★ ★ ★
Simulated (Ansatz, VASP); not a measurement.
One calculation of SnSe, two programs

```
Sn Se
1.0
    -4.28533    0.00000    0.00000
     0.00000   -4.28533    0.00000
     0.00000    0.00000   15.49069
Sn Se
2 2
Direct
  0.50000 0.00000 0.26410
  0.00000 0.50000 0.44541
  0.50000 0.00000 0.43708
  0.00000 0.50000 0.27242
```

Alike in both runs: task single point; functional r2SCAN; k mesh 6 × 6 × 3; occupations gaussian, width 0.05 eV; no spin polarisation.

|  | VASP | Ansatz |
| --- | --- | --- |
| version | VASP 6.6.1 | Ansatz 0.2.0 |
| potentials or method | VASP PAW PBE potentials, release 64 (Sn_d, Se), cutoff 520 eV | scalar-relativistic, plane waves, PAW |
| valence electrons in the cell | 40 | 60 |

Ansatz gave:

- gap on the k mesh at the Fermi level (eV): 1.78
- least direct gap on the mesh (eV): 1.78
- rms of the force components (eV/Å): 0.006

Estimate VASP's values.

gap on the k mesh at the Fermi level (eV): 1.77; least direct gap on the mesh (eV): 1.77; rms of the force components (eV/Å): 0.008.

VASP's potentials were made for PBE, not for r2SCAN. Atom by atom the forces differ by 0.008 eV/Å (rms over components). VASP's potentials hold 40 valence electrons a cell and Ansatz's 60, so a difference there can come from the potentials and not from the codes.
★ ★ ★

ACTIVITY:
Return only the lines from the beginning of the material up to and including the line with "gap on the k mesh at the Fermi level (eV): 1.77;", exactly as written.

YOUR RESPONSE:
Simulated (Ansatz, VASP); not a measurement.
One calculation of SnSe, two programs

```
Sn Se
1.0
    -4.28533    0.00000    0.00000
     0.00000   -4.28533    0.00000
     0.00000    0.00000   15.49069
Sn Se
2 2
Direct
  0.50000 0.00000 0.26410
  0.00000 0.50000 0.44541
  0.50000 0.00000 0.43708
  0.00000 0.50000 0.27242
```

Alike in both runs: task single point; functional r2SCAN; k mesh 6 × 6 × 3; occupations gaussian, width 0.05 eV; no spin polarisation.

|  | VASP | Ansatz |
| --- | --- | --- |
| version | VASP 6.6.1 | Ansatz 0.2.0 |
| potentials or method | VASP PAW PBE potentials, release 64 (Sn_d, Se), cutoff 520 eV | scalar-relativistic, plane waves, PAW |
| valence electrons in the cell | 40 | 60 |

Ansatz gave:

- gap on the k mesh at the Fermi level (eV): 1.78
- least direct gap on the mesh (eV): 1.78
- rms of the force components (eV/Å): 0.006

Estimate VASP's values.

gap on the k mesh at the Fermi level (eV): 1.77; least direct gap on the mesh (eV): 1.77; rms of the force components (eV/Å): 0.008.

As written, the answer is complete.